Extracted information:
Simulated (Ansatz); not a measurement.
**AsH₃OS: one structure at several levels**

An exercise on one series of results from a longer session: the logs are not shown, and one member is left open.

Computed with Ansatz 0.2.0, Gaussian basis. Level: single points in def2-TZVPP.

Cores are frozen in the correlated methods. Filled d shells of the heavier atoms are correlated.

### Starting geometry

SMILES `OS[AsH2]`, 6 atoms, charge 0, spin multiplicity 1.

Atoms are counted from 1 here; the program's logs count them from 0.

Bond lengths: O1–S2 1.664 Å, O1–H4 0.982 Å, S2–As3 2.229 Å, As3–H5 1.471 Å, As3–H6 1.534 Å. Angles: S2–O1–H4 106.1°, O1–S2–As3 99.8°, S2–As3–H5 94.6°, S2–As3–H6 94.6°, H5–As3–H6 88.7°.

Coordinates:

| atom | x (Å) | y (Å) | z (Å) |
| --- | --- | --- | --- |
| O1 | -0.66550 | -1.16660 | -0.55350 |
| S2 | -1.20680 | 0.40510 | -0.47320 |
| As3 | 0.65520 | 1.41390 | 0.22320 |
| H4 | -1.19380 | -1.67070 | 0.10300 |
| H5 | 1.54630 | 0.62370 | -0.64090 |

Requirement: The reply should consist of all the records, repeated exactly.

Task output:
Simulated (Ansatz); not a measurement.
**AsH₃OS: one structure at several levels**

An exercise on one series of results from a longer session: the logs are not shown, and one member is left open.

Computed with Ansatz 0.2.0, Gaussian basis. Level: single points in def2-TZVPP.

Cores are frozen in the correlated methods. Filled d shells of the heavier atoms are correlated.

### Starting geometry

SMILES `OS[AsH2]`, 6 atoms, charge 0, spin multiplicity 1.

Atoms are counted from 1 here; the program's logs count them from 0.

Bond lengths: O1–S2 1.664 Å, O1–H4 0.982 Å, S2–As3 2.229 Å, As3–H5 1.471 Å, As3–H6 1.534 Å. Angles: S2–O1–H4 106.1°, O1–S2–As3 99.8°, S2–As3–H5 94.6°, S2–As3–H6 94.6°, H5–As3–H6 88.7°.

Coordinates:

| atom | x (Å) | y (Å) | z (Å) |
| --- | --- | --- | --- |
| O1 | -0.66550 | -1.16660 | -0.55350 |
| S2 | -1.20680 | 0.40510 | -0.47320 |
| As3 | 0.65520 | 1.41390 | 0.22320 |
| H4 | -1.19380 | -1.67070 | 0.10300 |
| H5 | 1.54630 | 0.62370 | -0.64090 |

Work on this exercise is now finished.